* [Work instruction]
Return all of the lines below exactly as they are.

* [Supplied material]
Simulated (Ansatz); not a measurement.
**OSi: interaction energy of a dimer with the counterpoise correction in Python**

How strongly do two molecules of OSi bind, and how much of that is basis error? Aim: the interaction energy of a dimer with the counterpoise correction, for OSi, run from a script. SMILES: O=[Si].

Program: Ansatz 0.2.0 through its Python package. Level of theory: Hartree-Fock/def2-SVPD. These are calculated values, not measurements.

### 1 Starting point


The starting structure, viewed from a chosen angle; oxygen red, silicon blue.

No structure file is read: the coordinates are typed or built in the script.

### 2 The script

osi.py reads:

* [Task solution]
Simulated (Ansatz); not a measurement.
**OSi: interaction energy of a dimer with the counterpoise correction in Python**

How strongly do two molecules of OSi bind, and how much of that is basis error? Aim: the interaction energy of a dimer with the counterpoise correction, for OSi, run from a script. SMILES: O=[Si].

Program: Ansatz 0.2.0 through its Python package. Level of theory: Hartree-Fock/def2-SVPD. These are calculated values, not measurements.

### 1 Starting point


The starting structure, viewed from a chosen angle; oxygen red, silicon blue.

No structure file is read: the coordinates are typed or built in the script.

### 2 The script

osi.py reads:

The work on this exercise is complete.